▽

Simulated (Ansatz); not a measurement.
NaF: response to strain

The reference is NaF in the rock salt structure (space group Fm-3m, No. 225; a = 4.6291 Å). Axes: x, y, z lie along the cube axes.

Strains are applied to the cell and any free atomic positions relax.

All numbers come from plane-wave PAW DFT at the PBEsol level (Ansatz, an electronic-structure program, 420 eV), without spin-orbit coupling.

△

→ Work order
Transcribe every entry in the listing, word for word.

→ Exercise result
Simulated (Ansatz); not a measurement.
NaF: response to strain

The reference is NaF in the rock salt structure (space group Fm-3m, No. 225; a = 4.6291 Å). Axes: x, y, z lie along the cube axes.

Strains are applied to the cell and any free atomic positions relax.

All numbers come from plane-wave PAW DFT at the PBEsol level (Ansatz, an electronic-structure program, 420 eV), without spin-orbit coupling.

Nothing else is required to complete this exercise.